== Dataset excerpts ==
# # # #

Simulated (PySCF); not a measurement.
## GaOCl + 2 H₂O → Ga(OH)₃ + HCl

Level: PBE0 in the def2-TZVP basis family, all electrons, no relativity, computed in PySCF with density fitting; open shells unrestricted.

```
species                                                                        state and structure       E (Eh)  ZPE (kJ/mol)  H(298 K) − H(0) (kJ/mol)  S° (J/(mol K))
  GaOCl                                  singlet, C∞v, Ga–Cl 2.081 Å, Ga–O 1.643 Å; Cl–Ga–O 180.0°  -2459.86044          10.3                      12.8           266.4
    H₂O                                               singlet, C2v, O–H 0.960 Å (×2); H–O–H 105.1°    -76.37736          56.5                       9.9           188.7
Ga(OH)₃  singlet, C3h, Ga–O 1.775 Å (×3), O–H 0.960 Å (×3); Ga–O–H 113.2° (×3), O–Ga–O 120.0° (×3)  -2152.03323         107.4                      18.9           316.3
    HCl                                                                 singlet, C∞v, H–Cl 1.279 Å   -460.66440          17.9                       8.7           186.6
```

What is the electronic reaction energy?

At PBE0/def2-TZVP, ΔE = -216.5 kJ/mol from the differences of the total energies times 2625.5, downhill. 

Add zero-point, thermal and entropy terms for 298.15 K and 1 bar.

# # # #

== Work item ==
Reproduce every record word for word.

== Task answer ==
Simulated (PySCF); not a measurement.
## GaOCl + 2 H₂O → Ga(OH)₃ + HCl

Level: PBE0 in the def2-TZVP basis family, all electrons, no relativity, computed in PySCF with density fitting; open shells unrestricted.

```
species                                                                        state and structure       E (Eh)  ZPE (kJ/mol)  H(298 K) − H(0) (kJ/mol)  S° (J/(mol K))
  GaOCl                                  singlet, C∞v, Ga–Cl 2.081 Å, Ga–O 1.643 Å; Cl–Ga–O 180.0°  -2459.86044          10.3                      12.8           266.4
    H₂O                                               singlet, C2v, O–H 0.960 Å (×2); H–O–H 105.1°    -76.37736          56.5                       9.9           188.7
Ga(OH)₃  singlet, C3h, Ga–O 1.775 Å (×3), O–H 0.960 Å (×3); Ga–O–H 113.2° (×3), O–Ga–O 120.0° (×3)  -2152.03323         107.4                      18.9           316.3
    HCl                                                                 singlet, C∞v, H–Cl 1.279 Å   -460.66440          17.9                       8.7           186.6
```

What is the electronic reaction energy?

At PBE0/def2-TZVP, ΔE = -216.5 kJ/mol from the differences of the total energies times 2625.5, downhill. 

Add zero-point, thermal and entropy terms for 298.15 K and 1 bar.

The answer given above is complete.